_ _ _ _

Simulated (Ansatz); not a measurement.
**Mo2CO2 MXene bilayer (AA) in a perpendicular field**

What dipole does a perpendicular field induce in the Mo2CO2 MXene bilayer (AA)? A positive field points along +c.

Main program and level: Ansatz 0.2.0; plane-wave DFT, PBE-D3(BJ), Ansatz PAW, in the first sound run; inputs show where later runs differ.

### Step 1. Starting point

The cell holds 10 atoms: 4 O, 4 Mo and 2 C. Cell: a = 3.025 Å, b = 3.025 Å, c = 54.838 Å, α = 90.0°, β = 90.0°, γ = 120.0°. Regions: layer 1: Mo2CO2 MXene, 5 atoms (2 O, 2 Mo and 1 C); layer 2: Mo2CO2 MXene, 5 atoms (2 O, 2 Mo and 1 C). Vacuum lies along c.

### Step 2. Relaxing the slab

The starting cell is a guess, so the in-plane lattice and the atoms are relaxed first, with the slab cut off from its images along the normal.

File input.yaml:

_ _ _ _

**WORK REQUEST**
Nothing in the records may change. Print all of them.

**EXERCISE RESPONSE**
Simulated (Ansatz); not a measurement.
**Mo2CO2 MXene bilayer (AA) in a perpendicular field**

What dipole does a perpendicular field induce in the Mo2CO2 MXene bilayer (AA)? A positive field points along +c.

Main program and level: Ansatz 0.2.0; plane-wave DFT, PBE-D3(BJ), Ansatz PAW, in the first sound run; inputs show where later runs differ.

### Step 1. Starting point

The cell holds 10 atoms: 4 O, 4 Mo and 2 C. Cell: a = 3.025 Å, b = 3.025 Å, c = 54.838 Å, α = 90.0°, β = 90.0°, γ = 120.0°. Regions: layer 1: Mo2CO2 MXene, 5 atoms (2 O, 2 Mo and 1 C); layer 2: Mo2CO2 MXene, 5 atoms (2 O, 2 Mo and 1 C). Vacuum lies along c.

### Step 2. Relaxing the slab

The starting cell is a guess, so the in-plane lattice and the atoms are relaxed first, with the slab cut off from its images along the normal.

File input.yaml:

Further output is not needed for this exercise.